Would you please repeat the data that follows, exactly as it reads?

Data listing:

--- START ---

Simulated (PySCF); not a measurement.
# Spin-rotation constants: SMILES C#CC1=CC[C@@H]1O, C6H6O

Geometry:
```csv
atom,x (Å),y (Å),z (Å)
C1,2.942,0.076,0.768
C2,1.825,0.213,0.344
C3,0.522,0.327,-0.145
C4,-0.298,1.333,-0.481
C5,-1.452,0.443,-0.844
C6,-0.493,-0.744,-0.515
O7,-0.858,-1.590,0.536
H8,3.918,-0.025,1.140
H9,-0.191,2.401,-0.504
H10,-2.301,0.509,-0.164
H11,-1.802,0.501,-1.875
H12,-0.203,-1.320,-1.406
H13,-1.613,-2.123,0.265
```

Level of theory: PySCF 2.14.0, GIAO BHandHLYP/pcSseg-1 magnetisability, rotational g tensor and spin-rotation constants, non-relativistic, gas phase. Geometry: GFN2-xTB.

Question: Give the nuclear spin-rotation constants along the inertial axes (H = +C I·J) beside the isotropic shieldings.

--- END ---

Exercise output:
Simulated (PySCF); not a measurement.
# Spin-rotation constants: SMILES C#CC1=CC[C@@H]1O, C6H6O

Geometry:
```csv
atom,x (Å),y (Å),z (Å)
C1,2.942,0.076,0.768
C2,1.825,0.213,0.344
C3,0.522,0.327,-0.145
C4,-0.298,1.333,-0.481
C5,-1.452,0.443,-0.844
C6,-0.493,-0.744,-0.515
O7,-0.858,-1.590,0.536
H8,3.918,-0.025,1.140
H9,-0.191,2.401,-0.504
H10,-2.301,0.509,-0.164
H11,-1.802,0.501,-1.875
H12,-0.203,-1.320,-1.406
H13,-1.613,-2.123,0.265
```

Level of theory: PySCF 2.14.0, GIAO BHandHLYP/pcSseg-1 magnetisability, rotational g tensor and spin-rotation constants, non-relativistic, gas phase. Geometry: GFN2-xTB.

Question: Give the nuclear spin-rotation constants along the inertial axes (H = +C I·J) beside the isotropic shieldings.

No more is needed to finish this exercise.